++++ Recorded data ++++

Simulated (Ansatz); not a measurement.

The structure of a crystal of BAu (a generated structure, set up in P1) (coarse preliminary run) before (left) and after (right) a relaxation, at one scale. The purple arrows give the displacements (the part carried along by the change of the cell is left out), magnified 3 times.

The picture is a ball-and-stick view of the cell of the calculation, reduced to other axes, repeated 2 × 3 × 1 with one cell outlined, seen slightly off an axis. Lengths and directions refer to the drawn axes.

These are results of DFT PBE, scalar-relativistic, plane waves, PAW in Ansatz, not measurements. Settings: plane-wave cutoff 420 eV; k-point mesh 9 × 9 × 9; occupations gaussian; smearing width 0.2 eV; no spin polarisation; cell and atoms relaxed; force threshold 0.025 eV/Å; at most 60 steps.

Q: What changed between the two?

++++

Work task. Could you return all of the data exactly as written?

Answer area.
Simulated (Ansatz); not a measurement.

The structure of a crystal of BAu (a generated structure, set up in P1) (coarse preliminary run) before (left) and after (right) a relaxation, at one scale. The purple arrows give the displacements (the part carried along by the change of the cell is left out), magnified 3 times.

The picture is a ball-and-stick view of the cell of the calculation, reduced to other axes, repeated 2 × 3 × 1 with one cell outlined, seen slightly off an axis. Lengths and directions refer to the drawn axes.

These are results of DFT PBE, scalar-relativistic, plane waves, PAW in Ansatz, not measurements. Settings: plane-wave cutoff 420 eV; k-point mesh 9 × 9 × 9; occupations gaussian; smearing width 0.2 eV; no spin polarisation; cell and atoms relaxed; force threshold 0.025 eV/Å; at most 60 steps.

Q: What changed between the two?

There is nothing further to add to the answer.